→ **Entries supplied**:
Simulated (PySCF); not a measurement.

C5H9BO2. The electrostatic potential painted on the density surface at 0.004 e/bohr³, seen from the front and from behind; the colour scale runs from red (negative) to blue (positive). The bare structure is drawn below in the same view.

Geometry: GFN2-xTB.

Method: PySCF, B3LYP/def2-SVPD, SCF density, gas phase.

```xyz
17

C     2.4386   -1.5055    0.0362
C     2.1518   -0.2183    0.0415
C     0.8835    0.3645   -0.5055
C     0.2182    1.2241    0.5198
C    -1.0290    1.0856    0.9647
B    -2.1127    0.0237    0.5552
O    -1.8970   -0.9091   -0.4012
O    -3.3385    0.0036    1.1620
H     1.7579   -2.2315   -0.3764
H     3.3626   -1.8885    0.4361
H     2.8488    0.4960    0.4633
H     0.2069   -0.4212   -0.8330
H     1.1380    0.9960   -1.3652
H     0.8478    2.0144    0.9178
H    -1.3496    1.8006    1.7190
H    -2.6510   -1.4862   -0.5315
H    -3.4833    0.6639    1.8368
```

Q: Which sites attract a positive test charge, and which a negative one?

→ **Work request**: Output the first line of the entries above and every line after it, exactly as written, ending with the line that contains "C5H9BO2. The electrostatic".

→ **Task output**:
Simulated (PySCF); not a measurement.

C5H9BO2. The electrostatic potential painted on the density surface at 0.004 e/bohr³, seen from the front and from behind; the colour scale runs from red (negative) to blue (positive). The bare structure is drawn below in the same view.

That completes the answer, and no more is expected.